Return the data that follows exactly. Include every line.

◇ ◇ ◇ ◇ ◇ ◇ ◇
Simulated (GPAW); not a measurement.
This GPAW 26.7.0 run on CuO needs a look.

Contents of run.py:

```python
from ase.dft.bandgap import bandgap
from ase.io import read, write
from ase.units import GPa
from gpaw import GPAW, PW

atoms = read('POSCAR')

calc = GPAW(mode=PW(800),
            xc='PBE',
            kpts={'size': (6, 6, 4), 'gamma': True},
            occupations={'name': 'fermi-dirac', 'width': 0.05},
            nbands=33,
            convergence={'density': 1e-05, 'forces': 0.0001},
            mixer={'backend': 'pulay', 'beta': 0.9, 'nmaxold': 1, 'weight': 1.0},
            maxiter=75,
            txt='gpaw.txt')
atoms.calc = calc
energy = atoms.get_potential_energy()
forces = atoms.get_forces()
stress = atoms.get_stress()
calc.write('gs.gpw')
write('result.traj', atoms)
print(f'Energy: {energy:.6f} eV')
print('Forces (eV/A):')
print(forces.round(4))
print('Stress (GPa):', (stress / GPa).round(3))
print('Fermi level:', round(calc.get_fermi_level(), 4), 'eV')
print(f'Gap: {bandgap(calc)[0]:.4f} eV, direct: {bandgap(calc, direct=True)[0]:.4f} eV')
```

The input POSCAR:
◇ ◇ ◇ ◇ ◇ ◇ ◇

> [EXPECTED ANSWER]
Simulated (GPAW); not a measurement.
This GPAW 26.7.0 run on CuO needs a look.

Contents of run.py:

```python
from ase.dft.bandgap import bandgap
from ase.io import read, write
from ase.units import GPa
from gpaw import GPAW, PW

atoms = read('POSCAR')

calc = GPAW(mode=PW(800),
            xc='PBE',
            kpts={'size': (6, 6, 4), 'gamma': True},
            occupations={'name': 'fermi-dirac', 'width': 0.05},
            nbands=33,
            convergence={'density': 1e-05, 'forces': 0.0001},
            mixer={'backend': 'pulay', 'beta': 0.9, 'nmaxold': 1, 'weight': 1.0},
            maxiter=75,
            txt='gpaw.txt')
atoms.calc = calc
energy = atoms.get_potential_energy()
forces = atoms.get_forces()
stress = atoms.get_stress()
calc.write('gs.gpw')
write('result.traj', atoms)
print(f'Energy: {energy:.6f} eV')
print('Forces (eV/A):')
print(forces.round(4))
print('Stress (GPa):', (stress / GPa).round(3))
print('Fermi level:', round(calc.get_fermi_level(), 4), 'eV')
print(f'Gap: {bandgap(calc)[0]:.4f} eV, direct: {bandgap(calc, direct=True)[0]:.4f} eV')
```

The input POSCAR:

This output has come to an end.